WORK ORDER: Precise copying is required. Return the data below in full.

DATA SUPPLIED:
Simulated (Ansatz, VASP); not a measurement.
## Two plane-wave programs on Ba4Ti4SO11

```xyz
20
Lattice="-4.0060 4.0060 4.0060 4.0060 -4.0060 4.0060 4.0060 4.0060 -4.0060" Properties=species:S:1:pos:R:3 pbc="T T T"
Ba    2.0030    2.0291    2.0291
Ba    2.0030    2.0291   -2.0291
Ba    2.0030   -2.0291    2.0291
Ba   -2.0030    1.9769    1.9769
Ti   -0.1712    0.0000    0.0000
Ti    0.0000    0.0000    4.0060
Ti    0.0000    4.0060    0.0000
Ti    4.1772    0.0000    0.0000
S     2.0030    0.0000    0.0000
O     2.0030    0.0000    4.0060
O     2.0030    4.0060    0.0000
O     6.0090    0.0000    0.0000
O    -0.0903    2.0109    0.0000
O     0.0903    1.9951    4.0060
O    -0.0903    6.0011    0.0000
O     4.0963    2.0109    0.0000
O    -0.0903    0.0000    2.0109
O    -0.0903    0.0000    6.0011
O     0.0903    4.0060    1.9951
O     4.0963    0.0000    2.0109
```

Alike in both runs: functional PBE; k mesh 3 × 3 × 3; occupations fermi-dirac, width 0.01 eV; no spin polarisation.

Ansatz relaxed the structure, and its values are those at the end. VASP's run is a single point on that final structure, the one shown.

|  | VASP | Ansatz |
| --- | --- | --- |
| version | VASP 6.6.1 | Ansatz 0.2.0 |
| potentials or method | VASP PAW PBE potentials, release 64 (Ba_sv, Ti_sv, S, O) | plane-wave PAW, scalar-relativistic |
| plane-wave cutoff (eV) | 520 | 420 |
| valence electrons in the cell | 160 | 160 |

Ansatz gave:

WRITTEN SOLUTION:
Simulated (Ansatz, VASP); not a measurement.
## Two plane-wave programs on Ba4Ti4SO11

```xyz
20
Lattice="-4.0060 4.0060 4.0060 4.0060 -4.0060 4.0060 4.0060 4.0060 -4.0060" Properties=species:S:1:pos:R:3 pbc="T T T"
Ba    2.0030    2.0291    2.0291
Ba    2.0030    2.0291   -2.0291
Ba    2.0030   -2.0291    2.0291
Ba   -2.0030    1.9769    1.9769
Ti   -0.1712    0.0000    0.0000
Ti    0.0000    0.0000    4.0060
Ti    0.0000    4.0060    0.0000
Ti    4.1772    0.0000    0.0000
S     2.0030    0.0000    0.0000
O     2.0030    0.0000    4.0060
O     2.0030    4.0060    0.0000
O     6.0090    0.0000    0.0000
O    -0.0903    2.0109    0.0000
O     0.0903    1.9951    4.0060
O    -0.0903    6.0011    0.0000
O     4.0963    2.0109    0.0000
O    -0.0903    0.0000    2.0109
O    -0.0903    0.0000    6.0011
O     0.0903    4.0060    1.9951
O     4.0963    0.0000    2.0109
```

Alike in both runs: functional PBE; k mesh 3 × 3 × 3; occupations fermi-dirac, width 0.01 eV; no spin polarisation.

Ansatz relaxed the structure, and its values are those at the end. VASP's run is a single point on that final structure, the one shown.

|  | VASP | Ansatz |
| --- | --- | --- |
| version | VASP 6.6.1 | Ansatz 0.2.0 |
| potentials or method | VASP PAW PBE potentials, release 64 (Ba_sv, Ti_sv, S, O) | plane-wave PAW, scalar-relativistic |
| plane-wave cutoff (eV) | 520 | 420 |
| valence electrons in the cell | 160 | 160 |

Ansatz gave:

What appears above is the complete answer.